REQUIRED ACTION
Give the entries again, precisely as they were written.

==== DATASET CONTENT ====

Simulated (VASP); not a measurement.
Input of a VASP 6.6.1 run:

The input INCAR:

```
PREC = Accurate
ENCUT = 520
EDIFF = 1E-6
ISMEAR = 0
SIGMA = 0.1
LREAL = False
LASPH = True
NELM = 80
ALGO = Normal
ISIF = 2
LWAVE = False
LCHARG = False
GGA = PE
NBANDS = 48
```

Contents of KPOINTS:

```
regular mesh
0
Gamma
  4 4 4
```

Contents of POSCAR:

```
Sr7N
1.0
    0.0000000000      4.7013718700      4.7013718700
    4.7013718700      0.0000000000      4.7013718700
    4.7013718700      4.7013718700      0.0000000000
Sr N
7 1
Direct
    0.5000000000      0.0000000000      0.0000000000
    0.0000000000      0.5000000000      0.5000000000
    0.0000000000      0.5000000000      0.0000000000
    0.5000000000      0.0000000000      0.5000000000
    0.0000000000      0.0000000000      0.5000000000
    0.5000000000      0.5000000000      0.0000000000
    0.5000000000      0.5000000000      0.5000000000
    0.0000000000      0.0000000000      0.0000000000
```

====

SOLUTION
Simulated (VASP); not a measurement.
Input of a VASP 6.6.1 run:

The input INCAR:

```
PREC = Accurate
ENCUT = 520
EDIFF = 1E-6
ISMEAR = 0
SIGMA = 0.1
LREAL = False
LASPH = True
NELM = 80
ALGO = Normal
ISIF = 2
LWAVE = False
LCHARG = False
GGA = PE
NBANDS = 48
```

Contents of KPOINTS:

```
regular mesh
0
Gamma
  4 4 4
```

Contents of POSCAR:

```
Sr7N
1.0
    0.0000000000      4.7013718700      4.7013718700
    4.7013718700      0.0000000000      4.7013718700
    4.7013718700      4.7013718700      0.0000000000
Sr N
7 1
Direct
    0.5000000000      0.0000000000      0.0000000000
    0.0000000000      0.5000000000      0.5000000000
    0.0000000000      0.5000000000      0.0000000000
    0.5000000000      0.0000000000      0.5000000000
    0.0000000000      0.0000000000      0.5000000000
    0.5000000000      0.5000000000      0.0000000000
    0.5000000000      0.5000000000      0.5000000000
    0.0000000000      0.0000000000      0.0000000000
```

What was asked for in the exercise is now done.